=== Begin Enclosure ===

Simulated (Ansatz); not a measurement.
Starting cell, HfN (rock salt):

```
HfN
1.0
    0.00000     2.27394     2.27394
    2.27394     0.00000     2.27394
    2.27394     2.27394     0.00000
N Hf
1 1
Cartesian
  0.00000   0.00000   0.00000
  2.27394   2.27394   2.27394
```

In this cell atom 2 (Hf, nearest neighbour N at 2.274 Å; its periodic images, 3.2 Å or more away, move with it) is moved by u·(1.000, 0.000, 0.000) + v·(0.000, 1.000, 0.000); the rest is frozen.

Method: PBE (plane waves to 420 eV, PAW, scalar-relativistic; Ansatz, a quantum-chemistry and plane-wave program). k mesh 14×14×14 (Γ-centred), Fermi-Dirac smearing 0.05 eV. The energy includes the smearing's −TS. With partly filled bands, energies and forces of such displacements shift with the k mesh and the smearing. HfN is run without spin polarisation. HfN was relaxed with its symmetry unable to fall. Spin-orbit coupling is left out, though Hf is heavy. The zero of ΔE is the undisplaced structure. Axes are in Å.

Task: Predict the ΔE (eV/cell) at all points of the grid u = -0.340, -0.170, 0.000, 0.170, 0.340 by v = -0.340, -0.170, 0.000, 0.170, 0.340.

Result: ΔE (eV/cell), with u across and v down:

=== End Enclosure ===

Assignment:
Each line of the data above is to be duplicated exactly.

Reply:
Simulated (Ansatz); not a measurement.
Starting cell, HfN (rock salt):

```
HfN
1.0
    0.00000     2.27394     2.27394
    2.27394     0.00000     2.27394
    2.27394     2.27394     0.00000
N Hf
1 1
Cartesian
  0.00000   0.00000   0.00000
  2.27394   2.27394   2.27394
```

In this cell atom 2 (Hf, nearest neighbour N at 2.274 Å; its periodic images, 3.2 Å or more away, move with it) is moved by u·(1.000, 0.000, 0.000) + v·(0.000, 1.000, 0.000); the rest is frozen.

Method: PBE (plane waves to 420 eV, PAW, scalar-relativistic; Ansatz, a quantum-chemistry and plane-wave program). k mesh 14×14×14 (Γ-centred), Fermi-Dirac smearing 0.05 eV. The energy includes the smearing's −TS. With partly filled bands, energies and forces of such displacements shift with the k mesh and the smearing. HfN is run without spin polarisation. HfN was relaxed with its symmetry unable to fall. Spin-orbit coupling is left out, though Hf is heavy. The zero of ΔE is the undisplaced structure. Axes are in Å.

Task: Predict the ΔE (eV/cell) at all points of the grid u = -0.340, -0.170, 0.000, 0.170, 0.340 by v = -0.340, -0.170, 0.000, 0.170, 0.340.

Result: ΔE (eV/cell), with u across and v down:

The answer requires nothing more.